Data extract:
━━━━━━━━━━━━━━━━

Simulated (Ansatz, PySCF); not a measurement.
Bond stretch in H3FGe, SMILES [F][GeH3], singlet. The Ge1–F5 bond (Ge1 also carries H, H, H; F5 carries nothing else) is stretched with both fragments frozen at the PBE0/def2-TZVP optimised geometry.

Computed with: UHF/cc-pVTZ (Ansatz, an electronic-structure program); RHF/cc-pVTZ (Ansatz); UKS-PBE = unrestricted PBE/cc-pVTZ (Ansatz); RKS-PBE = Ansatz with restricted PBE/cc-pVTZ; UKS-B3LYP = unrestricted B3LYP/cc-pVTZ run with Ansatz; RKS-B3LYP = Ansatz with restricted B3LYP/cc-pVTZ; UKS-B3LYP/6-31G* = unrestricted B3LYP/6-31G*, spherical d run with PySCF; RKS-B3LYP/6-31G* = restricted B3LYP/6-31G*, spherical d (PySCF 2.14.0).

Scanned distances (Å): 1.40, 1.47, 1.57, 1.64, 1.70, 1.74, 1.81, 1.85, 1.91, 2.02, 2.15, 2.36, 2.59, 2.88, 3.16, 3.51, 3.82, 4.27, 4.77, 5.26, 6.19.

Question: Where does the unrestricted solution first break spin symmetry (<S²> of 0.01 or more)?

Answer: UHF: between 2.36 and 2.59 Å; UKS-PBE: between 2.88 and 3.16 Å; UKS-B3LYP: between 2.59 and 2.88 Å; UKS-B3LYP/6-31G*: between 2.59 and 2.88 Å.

━━━━━━━━━━━━━━━━

Requirement:
Without omitting anything, retype all of the material above exactly.

Exercise solution:
Simulated (Ansatz, PySCF); not a measurement.
Bond stretch in H3FGe, SMILES [F][GeH3], singlet. The Ge1–F5 bond (Ge1 also carries H, H, H; F5 carries nothing else) is stretched with both fragments frozen at the PBE0/def2-TZVP optimised geometry.

Computed with: UHF/cc-pVTZ (Ansatz, an electronic-structure program); RHF/cc-pVTZ (Ansatz); UKS-PBE = unrestricted PBE/cc-pVTZ (Ansatz); RKS-PBE = Ansatz with restricted PBE/cc-pVTZ; UKS-B3LYP = unrestricted B3LYP/cc-pVTZ run with Ansatz; RKS-B3LYP = Ansatz with restricted B3LYP/cc-pVTZ; UKS-B3LYP/6-31G* = unrestricted B3LYP/6-31G*, spherical d run with PySCF; RKS-B3LYP/6-31G* = restricted B3LYP/6-31G*, spherical d (PySCF 2.14.0).

Scanned distances (Å): 1.40, 1.47, 1.57, 1.64, 1.70, 1.74, 1.81, 1.85, 1.91, 2.02, 2.15, 2.36, 2.59, 2.88, 3.16, 3.51, 3.82, 4.27, 4.77, 5.26, 6.19.

Question: Where does the unrestricted solution first break spin symmetry (<S²> of 0.01 or more)?

Answer: UHF: between 2.36 and 2.59 Å; UKS-PBE: between 2.88 and 3.16 Å; UKS-B3LYP: between 2.59 and 2.88 Å; UKS-B3LYP/6-31G*: between 2.59 and 2.88 Å.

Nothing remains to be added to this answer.